:: STUDY MATERIAL ::
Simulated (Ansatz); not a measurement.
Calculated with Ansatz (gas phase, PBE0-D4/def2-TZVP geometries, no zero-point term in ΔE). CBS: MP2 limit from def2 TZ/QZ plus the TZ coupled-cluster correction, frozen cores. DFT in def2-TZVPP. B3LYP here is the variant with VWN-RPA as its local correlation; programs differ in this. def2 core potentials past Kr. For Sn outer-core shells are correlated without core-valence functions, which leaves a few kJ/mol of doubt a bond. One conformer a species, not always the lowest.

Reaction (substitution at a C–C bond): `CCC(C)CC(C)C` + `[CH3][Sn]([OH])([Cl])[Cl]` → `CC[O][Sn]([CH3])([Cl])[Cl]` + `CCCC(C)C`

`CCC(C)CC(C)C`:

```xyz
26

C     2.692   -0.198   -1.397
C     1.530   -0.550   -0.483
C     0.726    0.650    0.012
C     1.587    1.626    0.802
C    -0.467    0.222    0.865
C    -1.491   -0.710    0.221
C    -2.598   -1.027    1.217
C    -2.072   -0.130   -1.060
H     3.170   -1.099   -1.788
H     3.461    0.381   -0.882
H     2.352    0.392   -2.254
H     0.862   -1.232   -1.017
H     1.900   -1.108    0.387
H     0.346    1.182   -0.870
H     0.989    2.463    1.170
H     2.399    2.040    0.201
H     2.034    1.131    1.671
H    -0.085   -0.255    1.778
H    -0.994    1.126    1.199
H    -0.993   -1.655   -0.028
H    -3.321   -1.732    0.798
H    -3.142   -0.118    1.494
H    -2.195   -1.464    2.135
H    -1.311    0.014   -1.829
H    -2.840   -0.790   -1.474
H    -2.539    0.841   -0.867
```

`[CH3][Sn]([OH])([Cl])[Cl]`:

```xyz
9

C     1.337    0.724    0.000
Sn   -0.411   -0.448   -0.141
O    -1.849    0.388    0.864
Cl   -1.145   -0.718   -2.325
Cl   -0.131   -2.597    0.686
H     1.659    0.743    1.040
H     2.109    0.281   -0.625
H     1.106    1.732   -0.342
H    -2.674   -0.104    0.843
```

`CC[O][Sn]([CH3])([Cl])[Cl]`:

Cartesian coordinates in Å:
:::

### WORK TASK
Reproduce the entries above exactly, starting at their first line and finishing with the line that contains "Calculated with Ansatz".

### EXERCISE RESULT
Simulated (Ansatz); not a measurement.
Calculated with Ansatz (gas phase, PBE0-D4/def2-TZVP geometries, no zero-point term in ΔE). CBS: MP2 limit from def2 TZ/QZ plus the TZ coupled-cluster correction, frozen cores. DFT in def2-TZVPP. B3LYP here is the variant with VWN-RPA as its local correlation; programs differ in this. def2 core potentials past Kr. For Sn outer-core shells are correlated without core-valence functions, which leaves a few kJ/mol of doubt a bond. One conformer a species, not always the lowest.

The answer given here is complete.